**MATERIAL SUPPLIED**:
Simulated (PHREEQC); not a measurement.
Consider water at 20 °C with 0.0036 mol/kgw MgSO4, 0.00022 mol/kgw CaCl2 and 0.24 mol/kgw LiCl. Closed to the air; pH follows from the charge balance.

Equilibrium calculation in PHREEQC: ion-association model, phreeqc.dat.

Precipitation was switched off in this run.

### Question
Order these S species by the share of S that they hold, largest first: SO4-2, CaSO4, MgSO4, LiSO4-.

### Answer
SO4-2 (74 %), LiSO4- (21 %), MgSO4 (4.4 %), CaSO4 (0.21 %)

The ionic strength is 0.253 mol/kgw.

**WORK TASK**:
Beginning at the top of the entries above, output each line exactly, and end with the line in which "Order these S" appears.

**YOUR RESPONSE**:
Simulated (PHREEQC); not a measurement.
Consider water at 20 °C with 0.0036 mol/kgw MgSO4, 0.00022 mol/kgw CaCl2 and 0.24 mol/kgw LiCl. Closed to the air; pH follows from the charge balance.

Equilibrium calculation in PHREEQC: ion-association model, phreeqc.dat.

Precipitation was switched off in this run.

### Question
Order these S species by the share of S that they hold, largest first: SO4-2, CaSO4, MgSO4, LiSO4-.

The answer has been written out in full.